Nothing in the listing may be skipped; repeat it all exactly.

Dataset content.
_ _ _ _ _ _ _

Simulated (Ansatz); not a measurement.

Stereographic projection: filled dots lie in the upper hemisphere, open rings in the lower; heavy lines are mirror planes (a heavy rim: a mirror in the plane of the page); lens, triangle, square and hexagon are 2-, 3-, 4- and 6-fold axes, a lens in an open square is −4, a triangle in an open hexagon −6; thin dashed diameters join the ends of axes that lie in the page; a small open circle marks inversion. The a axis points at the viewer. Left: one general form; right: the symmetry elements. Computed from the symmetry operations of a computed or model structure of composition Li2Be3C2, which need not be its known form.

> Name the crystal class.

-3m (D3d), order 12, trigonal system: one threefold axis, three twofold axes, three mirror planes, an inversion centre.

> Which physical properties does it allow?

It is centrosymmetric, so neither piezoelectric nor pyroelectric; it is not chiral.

_ _ _ _ _ _ _

Your response.
Simulated (Ansatz); not a measurement.

Stereographic projection: filled dots lie in the upper hemisphere, open rings in the lower; heavy lines are mirror planes (a heavy rim: a mirror in the plane of the page); lens, triangle, square and hexagon are 2-, 3-, 4- and 6-fold axes, a lens in an open square is −4, a triangle in an open hexagon −6; thin dashed diameters join the ends of axes that lie in the page; a small open circle marks inversion. The a axis points at the viewer. Left: one general form; right: the symmetry elements. Computed from the symmetry operations of a computed or model structure of composition Li2Be3C2, which need not be its known form.

> Name the crystal class.

-3m (D3d), order 12, trigonal system: one threefold axis, three twofold axes, three mirror planes, an inversion centre.

> Which physical properties does it allow?

It is centrosymmetric, so neither piezoelectric nor pyroelectric; it is not chiral.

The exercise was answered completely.